**DATASET ENTRIES:**
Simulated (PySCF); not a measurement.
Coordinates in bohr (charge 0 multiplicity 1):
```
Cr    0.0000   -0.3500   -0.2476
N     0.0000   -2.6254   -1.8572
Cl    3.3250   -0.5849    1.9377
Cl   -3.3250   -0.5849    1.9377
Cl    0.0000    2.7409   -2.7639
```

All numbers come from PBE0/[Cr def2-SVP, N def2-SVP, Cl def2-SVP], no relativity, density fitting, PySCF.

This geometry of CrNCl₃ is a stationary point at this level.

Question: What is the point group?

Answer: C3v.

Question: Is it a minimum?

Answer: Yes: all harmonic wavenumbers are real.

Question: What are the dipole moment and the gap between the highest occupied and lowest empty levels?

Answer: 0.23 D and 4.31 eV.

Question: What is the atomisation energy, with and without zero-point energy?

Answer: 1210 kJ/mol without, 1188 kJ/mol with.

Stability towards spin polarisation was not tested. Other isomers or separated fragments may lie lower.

**ACTION ITEM:** Each line from the top of the data, up to and including the line that contains "Answer: 1210 kJ/mol", should be set down exactly.

**YOUR SOLUTION:**
Simulated (PySCF); not a measurement.
Coordinates in bohr (charge 0 multiplicity 1):
```
Cr    0.0000   -0.3500   -0.2476
N     0.0000   -2.6254   -1.8572
Cl    3.3250   -0.5849    1.9377
Cl   -3.3250   -0.5849    1.9377
Cl    0.0000    2.7409   -2.7639
```

All numbers come from PBE0/[Cr def2-SVP, N def2-SVP, Cl def2-SVP], no relativity, density fitting, PySCF.

This geometry of CrNCl₃ is a stationary point at this level.

Question: What is the point group?

Answer: C3v.

Question: Is it a minimum?

Answer: Yes: all harmonic wavenumbers are real.

Question: What are the dipole moment and the gap between the highest occupied and lowest empty levels?

Answer: 0.23 D and 4.31 eV.

Question: What is the atomisation energy, with and without zero-point energy?

Answer: 1210 kJ/mol without, 1188 kJ/mol with.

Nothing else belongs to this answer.